§ ACTION ITEM
Given the material below, output exactly the lines from the line with "Linear response gives" to the line with "Problem. Find ν_LO", both ends included, and no other lines.

§ RECORDED DATA
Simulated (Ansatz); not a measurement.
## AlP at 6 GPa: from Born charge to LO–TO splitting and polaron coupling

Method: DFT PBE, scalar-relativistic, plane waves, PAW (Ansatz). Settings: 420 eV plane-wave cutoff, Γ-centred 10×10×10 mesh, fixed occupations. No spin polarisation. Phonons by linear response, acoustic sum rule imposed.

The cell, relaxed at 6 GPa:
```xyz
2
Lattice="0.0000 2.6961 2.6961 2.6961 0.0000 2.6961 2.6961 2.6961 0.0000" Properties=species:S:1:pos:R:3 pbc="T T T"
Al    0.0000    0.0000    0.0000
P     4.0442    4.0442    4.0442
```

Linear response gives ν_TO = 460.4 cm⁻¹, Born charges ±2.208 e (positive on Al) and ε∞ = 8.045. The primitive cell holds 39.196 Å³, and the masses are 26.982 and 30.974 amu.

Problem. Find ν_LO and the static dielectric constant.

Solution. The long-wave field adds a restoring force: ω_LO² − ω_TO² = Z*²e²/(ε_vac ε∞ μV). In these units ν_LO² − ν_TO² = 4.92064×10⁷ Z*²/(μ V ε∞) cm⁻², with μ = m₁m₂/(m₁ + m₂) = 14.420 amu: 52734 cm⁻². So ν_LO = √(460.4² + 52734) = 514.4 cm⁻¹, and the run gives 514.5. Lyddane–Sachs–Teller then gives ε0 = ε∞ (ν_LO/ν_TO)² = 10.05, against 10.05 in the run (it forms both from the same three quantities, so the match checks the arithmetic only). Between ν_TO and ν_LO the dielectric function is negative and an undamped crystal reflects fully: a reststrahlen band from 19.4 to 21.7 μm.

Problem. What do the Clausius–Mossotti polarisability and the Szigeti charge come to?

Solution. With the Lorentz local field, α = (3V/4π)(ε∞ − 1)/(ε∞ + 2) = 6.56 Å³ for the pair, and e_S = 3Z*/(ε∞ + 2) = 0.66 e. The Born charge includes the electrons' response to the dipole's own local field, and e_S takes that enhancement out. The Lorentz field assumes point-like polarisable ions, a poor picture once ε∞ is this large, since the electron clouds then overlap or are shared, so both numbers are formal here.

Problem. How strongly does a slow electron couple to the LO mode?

§ WRITTEN RESPONSE
Linear response gives ν_TO = 460.4 cm⁻¹, Born charges ±2.208 e (positive on Al) and ε∞ = 8.045. The primitive cell holds 39.196 Å³, and the masses are 26.982 and 30.974 amu.

Problem. Find ν_LO and the static dielectric constant.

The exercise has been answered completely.